## [GIVEN DATA]
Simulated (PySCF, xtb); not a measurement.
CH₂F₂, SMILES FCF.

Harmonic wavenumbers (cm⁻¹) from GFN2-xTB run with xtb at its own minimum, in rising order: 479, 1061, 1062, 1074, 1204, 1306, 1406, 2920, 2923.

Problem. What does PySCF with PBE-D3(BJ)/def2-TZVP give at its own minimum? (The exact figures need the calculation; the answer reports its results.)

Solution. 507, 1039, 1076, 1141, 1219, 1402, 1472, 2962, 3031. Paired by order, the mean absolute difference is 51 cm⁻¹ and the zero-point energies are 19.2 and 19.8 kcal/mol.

## [TASK ITEM]
Every line of the material above should be repeated exactly.

## [ANSWER BOX]
Simulated (PySCF, xtb); not a measurement.
CH₂F₂, SMILES FCF.

Harmonic wavenumbers (cm⁻¹) from GFN2-xTB run with xtb at its own minimum, in rising order: 479, 1061, 1062, 1074, 1204, 1306, 1406, 2920, 2923.

Problem. What does PySCF with PBE-D3(BJ)/def2-TZVP give at its own minimum? (The exact figures need the calculation; the answer reports its results.)

Solution. 507, 1039, 1076, 1141, 1219, 1402, 1472, 2962, 3031. Paired by order, the mean absolute difference is 51 cm⁻¹ and the zero-point energies are 19.2 and 19.8 kcal/mol.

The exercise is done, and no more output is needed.